┌──

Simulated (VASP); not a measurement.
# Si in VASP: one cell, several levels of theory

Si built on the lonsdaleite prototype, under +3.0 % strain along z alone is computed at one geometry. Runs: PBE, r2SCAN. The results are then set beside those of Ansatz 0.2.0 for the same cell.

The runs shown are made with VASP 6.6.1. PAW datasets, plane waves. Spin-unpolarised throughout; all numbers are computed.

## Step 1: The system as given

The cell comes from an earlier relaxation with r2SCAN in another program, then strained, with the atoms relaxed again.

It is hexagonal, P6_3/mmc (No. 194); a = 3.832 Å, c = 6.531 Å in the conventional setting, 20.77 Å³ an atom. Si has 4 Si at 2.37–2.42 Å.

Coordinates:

└──

Line by line, please copy the records above exactly.

◆ **Answer box**:
Simulated (VASP); not a measurement.
# Si in VASP: one cell, several levels of theory

Si built on the lonsdaleite prototype, under +3.0 % strain along z alone is computed at one geometry. Runs: PBE, r2SCAN. The results are then set beside those of Ansatz 0.2.0 for the same cell.

The runs shown are made with VASP 6.6.1. PAW datasets, plane waves. Spin-unpolarised throughout; all numbers are computed.

## Step 1: The system as given

The cell comes from an earlier relaxation with r2SCAN in another program, then strained, with the atoms relaxed again.

It is hexagonal, P6_3/mmc (No. 194); a = 3.832 Å, c = 6.531 Å in the conventional setting, 20.77 Å³ an atom. Si has 4 Si at 2.37–2.42 Å.

Coordinates:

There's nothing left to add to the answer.